── Entries provided ──

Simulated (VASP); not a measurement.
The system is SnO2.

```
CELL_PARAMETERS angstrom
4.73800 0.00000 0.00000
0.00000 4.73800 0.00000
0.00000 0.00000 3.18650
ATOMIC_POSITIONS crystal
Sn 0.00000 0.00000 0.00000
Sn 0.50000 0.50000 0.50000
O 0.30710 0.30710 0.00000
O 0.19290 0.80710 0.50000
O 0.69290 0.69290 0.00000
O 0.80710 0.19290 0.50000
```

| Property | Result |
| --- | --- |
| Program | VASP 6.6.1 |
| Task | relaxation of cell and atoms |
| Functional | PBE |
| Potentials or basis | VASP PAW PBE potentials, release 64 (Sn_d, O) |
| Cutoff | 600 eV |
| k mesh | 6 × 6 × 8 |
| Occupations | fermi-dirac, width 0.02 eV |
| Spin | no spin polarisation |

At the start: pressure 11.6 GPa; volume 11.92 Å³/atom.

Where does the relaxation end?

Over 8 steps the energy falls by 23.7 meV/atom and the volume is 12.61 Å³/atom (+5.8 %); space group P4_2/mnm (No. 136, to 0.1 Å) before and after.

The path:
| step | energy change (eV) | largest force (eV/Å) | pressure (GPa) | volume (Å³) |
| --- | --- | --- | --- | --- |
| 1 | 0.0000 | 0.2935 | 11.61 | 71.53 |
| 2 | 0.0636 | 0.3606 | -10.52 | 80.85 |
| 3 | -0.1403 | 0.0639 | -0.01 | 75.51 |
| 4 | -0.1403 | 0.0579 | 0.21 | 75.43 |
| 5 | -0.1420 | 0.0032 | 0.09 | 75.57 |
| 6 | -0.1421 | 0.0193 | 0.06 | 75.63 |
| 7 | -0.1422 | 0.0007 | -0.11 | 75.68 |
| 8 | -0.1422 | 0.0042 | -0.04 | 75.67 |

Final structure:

───

Would you print exactly, and only, the lines of the data above from the line with "Where does the relaxation end?" through the line with "-0.04 | 75.67 |", inclusive?

*Reply*.
Where does the relaxation end?

Over 8 steps the energy falls by 23.7 meV/atom and the volume is 12.61 Å³/atom (+5.8 %); space group P4_2/mnm (No. 136, to 0.1 Å) before and after.

The path:
| step | energy change (eV) | largest force (eV/Å) | pressure (GPa) | volume (Å³) |
| --- | --- | --- | --- | --- |
| 1 | 0.0000 | 0.2935 | 11.61 | 71.53 |
| 2 | 0.0636 | 0.3606 | -10.52 | 80.85 |
| 3 | -0.1403 | 0.0639 | -0.01 | 75.51 |
| 4 | -0.1403 | 0.0579 | 0.21 | 75.43 |
| 5 | -0.1420 | 0.0032 | 0.09 | 75.57 |
| 6 | -0.1421 | 0.0193 | 0.06 | 75.63 |
| 7 | -0.1422 | 0.0007 | -0.11 | 75.68 |
| 8 | -0.1422 | 0.0042 | -0.04 | 75.67 |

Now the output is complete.